*** Supplied information ***

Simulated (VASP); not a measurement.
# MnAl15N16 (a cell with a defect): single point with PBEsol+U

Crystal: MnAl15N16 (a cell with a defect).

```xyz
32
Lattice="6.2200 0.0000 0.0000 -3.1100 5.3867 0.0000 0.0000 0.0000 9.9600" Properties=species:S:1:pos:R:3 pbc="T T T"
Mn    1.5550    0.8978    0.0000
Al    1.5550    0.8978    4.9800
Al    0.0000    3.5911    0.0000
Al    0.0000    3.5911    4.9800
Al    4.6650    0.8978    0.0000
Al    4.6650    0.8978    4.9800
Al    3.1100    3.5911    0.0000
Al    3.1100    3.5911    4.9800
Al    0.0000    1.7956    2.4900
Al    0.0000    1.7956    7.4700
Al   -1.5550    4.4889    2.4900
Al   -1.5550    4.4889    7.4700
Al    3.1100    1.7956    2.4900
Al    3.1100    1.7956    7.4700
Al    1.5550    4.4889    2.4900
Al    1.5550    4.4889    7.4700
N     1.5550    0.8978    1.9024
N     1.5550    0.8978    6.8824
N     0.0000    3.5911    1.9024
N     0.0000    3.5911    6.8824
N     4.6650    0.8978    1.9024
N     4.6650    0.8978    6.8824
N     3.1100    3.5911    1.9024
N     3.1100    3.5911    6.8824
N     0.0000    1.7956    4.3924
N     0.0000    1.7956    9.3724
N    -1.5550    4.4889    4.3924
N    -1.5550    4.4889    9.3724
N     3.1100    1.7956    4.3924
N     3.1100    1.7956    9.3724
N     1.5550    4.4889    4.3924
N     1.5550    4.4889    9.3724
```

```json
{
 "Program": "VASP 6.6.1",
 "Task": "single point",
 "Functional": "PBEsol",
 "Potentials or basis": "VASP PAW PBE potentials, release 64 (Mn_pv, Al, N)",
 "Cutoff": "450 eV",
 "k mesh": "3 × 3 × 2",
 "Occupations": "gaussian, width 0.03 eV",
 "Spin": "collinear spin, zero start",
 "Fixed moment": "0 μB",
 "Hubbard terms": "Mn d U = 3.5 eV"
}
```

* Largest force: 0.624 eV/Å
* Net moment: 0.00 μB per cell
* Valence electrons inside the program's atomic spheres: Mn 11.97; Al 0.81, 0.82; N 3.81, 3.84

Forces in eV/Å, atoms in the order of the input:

*** End of Supplied information ***

Quote exactly the stretch of lines above that starts at the first one and ends at the line with "N 3.81, 3.84", and nothing beyond it.

Reply -
Simulated (VASP); not a measurement.
# MnAl15N16 (a cell with a defect): single point with PBEsol+U

Crystal: MnAl15N16 (a cell with a defect).

```xyz
32
Lattice="6.2200 0.0000 0.0000 -3.1100 5.3867 0.0000 0.0000 0.0000 9.9600" Properties=species:S:1:pos:R:3 pbc="T T T"
Mn    1.5550    0.8978    0.0000
Al    1.5550    0.8978    4.9800
Al    0.0000    3.5911    0.0000
Al    0.0000    3.5911    4.9800
Al    4.6650    0.8978    0.0000
Al    4.6650    0.8978    4.9800
Al    3.1100    3.5911    0.0000
Al    3.1100    3.5911    4.9800
Al    0.0000    1.7956    2.4900
Al    0.0000    1.7956    7.4700
Al   -1.5550    4.4889    2.4900
Al   -1.5550    4.4889    7.4700
Al    3.1100    1.7956    2.4900
Al    3.1100    1.7956    7.4700
Al    1.5550    4.4889    2.4900
Al    1.5550    4.4889    7.4700
N     1.5550    0.8978    1.9024
N     1.5550    0.8978    6.8824
N     0.0000    3.5911    1.9024
N     0.0000    3.5911    6.8824
N     4.6650    0.8978    1.9024
N     4.6650    0.8978    6.8824
N     3.1100    3.5911    1.9024
N     3.1100    3.5911    6.8824
N     0.0000    1.7956    4.3924
N     0.0000    1.7956    9.3724
N    -1.5550    4.4889    4.3924
N    -1.5550    4.4889    9.3724
N     3.1100    1.7956    4.3924
N     3.1100    1.7956    9.3724
N     1.5550    4.4889    4.3924
N     1.5550    4.4889    9.3724
```

```json
{
 "Program": "VASP 6.6.1",
 "Task": "single point",
 "Functional": "PBEsol",
 "Potentials or basis": "VASP PAW PBE potentials, release 64 (Mn_pv, Al, N)",
 "Cutoff": "450 eV",
 "k mesh": "3 × 3 × 2",
 "Occupations": "gaussian, width 0.03 eV",
 "Spin": "collinear spin, zero start",
 "Fixed moment": "0 μB",
 "Hubbard terms": "Mn d U = 3.5 eV"
}
```

* Largest force: 0.624 eV/Å
* Net moment: 0.00 μB per cell
* Valence electrons inside the program's atomic spheres: Mn 11.97; Al 0.81, 0.82; N 3.81, 3.84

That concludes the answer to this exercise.